• INFORMATION SUPPLIED:
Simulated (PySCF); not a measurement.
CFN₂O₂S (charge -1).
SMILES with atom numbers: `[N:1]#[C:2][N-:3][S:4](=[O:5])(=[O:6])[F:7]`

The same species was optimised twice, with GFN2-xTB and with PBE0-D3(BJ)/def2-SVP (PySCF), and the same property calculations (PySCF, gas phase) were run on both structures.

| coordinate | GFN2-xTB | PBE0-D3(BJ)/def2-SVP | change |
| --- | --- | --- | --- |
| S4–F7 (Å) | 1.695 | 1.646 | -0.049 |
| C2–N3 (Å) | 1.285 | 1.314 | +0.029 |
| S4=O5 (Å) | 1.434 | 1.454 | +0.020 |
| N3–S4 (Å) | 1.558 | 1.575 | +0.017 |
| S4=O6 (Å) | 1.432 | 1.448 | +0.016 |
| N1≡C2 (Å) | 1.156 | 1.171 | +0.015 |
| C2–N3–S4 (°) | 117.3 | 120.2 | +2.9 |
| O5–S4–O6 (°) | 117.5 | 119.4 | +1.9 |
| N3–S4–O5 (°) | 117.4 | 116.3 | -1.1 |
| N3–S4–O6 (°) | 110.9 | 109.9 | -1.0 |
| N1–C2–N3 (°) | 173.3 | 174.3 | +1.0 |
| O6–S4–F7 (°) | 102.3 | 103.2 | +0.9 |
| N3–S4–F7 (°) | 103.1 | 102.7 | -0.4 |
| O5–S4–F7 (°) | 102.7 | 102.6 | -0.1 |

• TASK ITEM: The full set of entries must be restated exactly, with none omitted.

• ANSWER BOX:
Simulated (PySCF); not a measurement.
CFN₂O₂S (charge -1).
SMILES with atom numbers: `[N:1]#[C:2][N-:3][S:4](=[O:5])(=[O:6])[F:7]`

The same species was optimised twice, with GFN2-xTB and with PBE0-D3(BJ)/def2-SVP (PySCF), and the same property calculations (PySCF, gas phase) were run on both structures.

| coordinate | GFN2-xTB | PBE0-D3(BJ)/def2-SVP | change |
| --- | --- | --- | --- |
| S4–F7 (Å) | 1.695 | 1.646 | -0.049 |
| C2–N3 (Å) | 1.285 | 1.314 | +0.029 |
| S4=O5 (Å) | 1.434 | 1.454 | +0.020 |
| N3–S4 (Å) | 1.558 | 1.575 | +0.017 |
| S4=O6 (Å) | 1.432 | 1.448 | +0.016 |
| N1≡C2 (Å) | 1.156 | 1.171 | +0.015 |
| C2–N3–S4 (°) | 117.3 | 120.2 | +2.9 |
| O5–S4–O6 (°) | 117.5 | 119.4 | +1.9 |
| N3–S4–O5 (°) | 117.4 | 116.3 | -1.1 |
| N3–S4–O6 (°) | 110.9 | 109.9 | -1.0 |
| N1–C2–N3 (°) | 173.3 | 174.3 | +1.0 |
| O6–S4–F7 (°) | 102.3 | 103.2 | +0.9 |
| N3–S4–F7 (°) | 103.1 | 102.7 | -0.4 |
| O5–S4–F7 (°) | 102.7 | 102.6 | -0.1 |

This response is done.